■ ■ ■

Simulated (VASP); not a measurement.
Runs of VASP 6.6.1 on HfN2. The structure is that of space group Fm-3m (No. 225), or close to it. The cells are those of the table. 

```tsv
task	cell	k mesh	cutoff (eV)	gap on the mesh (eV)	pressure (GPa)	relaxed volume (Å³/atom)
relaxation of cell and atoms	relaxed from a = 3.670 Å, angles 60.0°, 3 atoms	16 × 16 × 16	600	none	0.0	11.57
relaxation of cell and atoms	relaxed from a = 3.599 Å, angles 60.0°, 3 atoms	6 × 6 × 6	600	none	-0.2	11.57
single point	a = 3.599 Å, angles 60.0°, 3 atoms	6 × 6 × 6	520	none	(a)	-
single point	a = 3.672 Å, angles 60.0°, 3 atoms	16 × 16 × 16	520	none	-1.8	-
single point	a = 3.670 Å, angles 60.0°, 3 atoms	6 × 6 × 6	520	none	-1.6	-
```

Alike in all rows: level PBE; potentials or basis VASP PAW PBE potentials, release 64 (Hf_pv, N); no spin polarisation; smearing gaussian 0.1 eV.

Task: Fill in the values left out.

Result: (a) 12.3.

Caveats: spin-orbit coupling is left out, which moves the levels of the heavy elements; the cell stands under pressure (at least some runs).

■ ■ ■

Retype every line up to and including the one that contains "Result: (a) 12.3.", beginning at the first line of the records, with no edits.

Simulated (VASP); not a measurement.
Runs of VASP 6.6.1 on HfN2. The structure is that of space group Fm-3m (No. 225), or close to it. The cells are those of the table. 

```tsv
task	cell	k mesh	cutoff (eV)	gap on the mesh (eV)	pressure (GPa)	relaxed volume (Å³/atom)
relaxation of cell and atoms	relaxed from a = 3.670 Å, angles 60.0°, 3 atoms	16 × 16 × 16	600	none	0.0	11.57
relaxation of cell and atoms	relaxed from a = 3.599 Å, angles 60.0°, 3 atoms	6 × 6 × 6	600	none	-0.2	11.57
single point	a = 3.599 Å, angles 60.0°, 3 atoms	6 × 6 × 6	520	none	(a)	-
single point	a = 3.672 Å, angles 60.0°, 3 atoms	16 × 16 × 16	520	none	-1.8	-
single point	a = 3.670 Å, angles 60.0°, 3 atoms	6 × 6 × 6	520	none	-1.6	-
```

Alike in all rows: level PBE; potentials or basis VASP PAW PBE potentials, release 64 (Hf_pv, N); no spin polarisation; smearing gaussian 0.1 eV.

Task: Fill in the values left out.

Result: (a) 12.3.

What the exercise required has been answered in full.